PROVIDED INFORMATION –
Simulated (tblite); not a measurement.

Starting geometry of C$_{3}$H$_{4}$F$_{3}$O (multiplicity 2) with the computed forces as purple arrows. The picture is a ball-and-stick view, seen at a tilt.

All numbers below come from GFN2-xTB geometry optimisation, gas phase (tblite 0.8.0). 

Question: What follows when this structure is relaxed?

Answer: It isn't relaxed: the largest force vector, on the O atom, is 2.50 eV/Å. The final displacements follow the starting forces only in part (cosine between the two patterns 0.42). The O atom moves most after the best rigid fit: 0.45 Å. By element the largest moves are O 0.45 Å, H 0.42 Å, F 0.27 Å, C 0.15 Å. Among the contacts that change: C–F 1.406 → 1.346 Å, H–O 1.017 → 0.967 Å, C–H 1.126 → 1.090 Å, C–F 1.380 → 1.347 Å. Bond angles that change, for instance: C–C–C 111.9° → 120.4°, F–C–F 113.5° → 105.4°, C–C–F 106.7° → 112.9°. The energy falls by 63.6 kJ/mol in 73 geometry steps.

EXERCISE – Once the line containing "Question: What follows" has been set down, nothing more is wanted; set down each line of the listing above up to it exactly, starting with the first.

TASK SOLUTION –
Simulated (tblite); not a measurement.

Starting geometry of C$_{3}$H$_{4}$F$_{3}$O (multiplicity 2) with the computed forces as purple arrows. The picture is a ball-and-stick view, seen at a tilt.

All numbers below come from GFN2-xTB geometry optimisation, gas phase (tblite 0.8.0). 

Question: What follows when this structure is relaxed?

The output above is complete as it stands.